**DATA:**
☆ ☆ ☆ ☆ ☆

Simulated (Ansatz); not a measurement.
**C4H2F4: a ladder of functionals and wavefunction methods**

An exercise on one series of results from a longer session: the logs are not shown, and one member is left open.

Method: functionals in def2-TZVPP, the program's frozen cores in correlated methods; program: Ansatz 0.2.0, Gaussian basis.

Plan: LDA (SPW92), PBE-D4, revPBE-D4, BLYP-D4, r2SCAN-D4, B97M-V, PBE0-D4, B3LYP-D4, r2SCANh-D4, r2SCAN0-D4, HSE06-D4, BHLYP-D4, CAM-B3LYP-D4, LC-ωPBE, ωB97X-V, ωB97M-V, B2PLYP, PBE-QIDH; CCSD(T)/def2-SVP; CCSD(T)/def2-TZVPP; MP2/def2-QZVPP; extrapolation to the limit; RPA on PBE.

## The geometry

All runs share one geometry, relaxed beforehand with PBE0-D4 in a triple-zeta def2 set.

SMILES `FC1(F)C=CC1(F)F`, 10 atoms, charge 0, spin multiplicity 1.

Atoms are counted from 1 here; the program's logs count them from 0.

☆ ☆ ☆ ☆ ☆

**WORK TASK:** Starting with the first line of the records above, give back each line exactly until the line with "Method: functionals in" has been given as well.

**ANSWER SECTION:**
Simulated (Ansatz); not a measurement.
**C4H2F4: a ladder of functionals and wavefunction methods**

An exercise on one series of results from a longer session: the logs are not shown, and one member is left open.

Method: functionals in def2-TZVPP, the program's frozen cores in correlated methods; program: Ansatz 0.2.0, Gaussian basis.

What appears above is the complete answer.